*Exercise data*:
§

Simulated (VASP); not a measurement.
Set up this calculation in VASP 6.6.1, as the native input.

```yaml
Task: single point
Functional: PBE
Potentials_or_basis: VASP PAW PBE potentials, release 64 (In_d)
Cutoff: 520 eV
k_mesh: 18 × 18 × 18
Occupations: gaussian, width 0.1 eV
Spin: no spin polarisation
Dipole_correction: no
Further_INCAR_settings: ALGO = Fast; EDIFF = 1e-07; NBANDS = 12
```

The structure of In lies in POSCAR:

§

*Work task*:
Would you repeat each of the records above exactly?

*Exercise response*:
Simulated (VASP); not a measurement.
Set up this calculation in VASP 6.6.1, as the native input.

```yaml
Task: single point
Functional: PBE
Potentials_or_basis: VASP PAW PBE potentials, release 64 (In_d)
Cutoff: 520 eV
k_mesh: 18 × 18 × 18
Occupations: gaussian, width 0.1 eV
Spin: no spin polarisation
Dipole_correction: no
Further_INCAR_settings: ALGO = Fast; EDIFF = 1e-07; NBANDS = 12
```

The structure of In lies in POSCAR:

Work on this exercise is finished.